Work task: This exercise calls for every record to be set down exactly.

+ + + + + + +

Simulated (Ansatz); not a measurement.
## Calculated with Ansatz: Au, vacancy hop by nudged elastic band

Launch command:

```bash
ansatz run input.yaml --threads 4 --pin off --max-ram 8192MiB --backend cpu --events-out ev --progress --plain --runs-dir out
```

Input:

+ + + + + + +

Problem solution:
Simulated (Ansatz); not a measurement.
## Calculated with Ansatz: Au, vacancy hop by nudged elastic band

Launch command:

```bash
ansatz run input.yaml --threads 4 --pin off --max-ram 8192MiB --backend cpu --events-out ev --progress --plain --runs-dir out
```

Input:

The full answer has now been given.